================

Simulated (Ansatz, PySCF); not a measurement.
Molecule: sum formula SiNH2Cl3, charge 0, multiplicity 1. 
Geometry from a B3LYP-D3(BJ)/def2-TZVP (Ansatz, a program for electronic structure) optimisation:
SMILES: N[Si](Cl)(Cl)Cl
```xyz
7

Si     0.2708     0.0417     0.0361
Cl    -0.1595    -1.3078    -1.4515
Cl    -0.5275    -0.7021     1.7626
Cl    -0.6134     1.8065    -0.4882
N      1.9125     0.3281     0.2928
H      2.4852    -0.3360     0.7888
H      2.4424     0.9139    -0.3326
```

================

All of the records above are to be printed again exactly as they appear.

TASK RESULT —
Simulated (Ansatz, PySCF); not a measurement.
Molecule: sum formula SiNH2Cl3, charge 0, multiplicity 1. 
Geometry from a B3LYP-D3(BJ)/def2-TZVP (Ansatz, a program for electronic structure) optimisation:
SMILES: N[Si](Cl)(Cl)Cl
```xyz
7

Si     0.2708     0.0417     0.0361
Cl    -0.1595    -1.3078    -1.4515
Cl    -0.5275    -0.7021     1.7626
Cl    -0.6134     1.8065    -0.4882
N      1.9125     0.3281     0.2928
H      2.4852    -0.3360     0.7888
H      2.4424     0.9139    -0.3326
```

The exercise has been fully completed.